-=-=-
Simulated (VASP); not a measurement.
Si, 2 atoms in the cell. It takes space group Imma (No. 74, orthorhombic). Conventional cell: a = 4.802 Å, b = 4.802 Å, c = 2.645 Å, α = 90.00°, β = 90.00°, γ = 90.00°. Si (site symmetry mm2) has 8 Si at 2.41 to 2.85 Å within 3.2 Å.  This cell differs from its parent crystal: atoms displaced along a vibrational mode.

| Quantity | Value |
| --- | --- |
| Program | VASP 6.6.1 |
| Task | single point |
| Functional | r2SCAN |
-=-=-

Quote each line above in full, word for word.

Simulated (VASP); not a measurement.
Si, 2 atoms in the cell. It takes space group Imma (No. 74, orthorhombic). Conventional cell: a = 4.802 Å, b = 4.802 Å, c = 2.645 Å, α = 90.00°, β = 90.00°, γ = 90.00°. Si (site symmetry mm2) has 8 Si at 2.41 to 2.85 Å within 3.2 Å.  This cell differs from its parent crystal: atoms displaced along a vibrational mode.

| Quantity | Value |
| --- | --- |
| Program | VASP 6.6.1 |
| Task | single point |
| Functional | r2SCAN |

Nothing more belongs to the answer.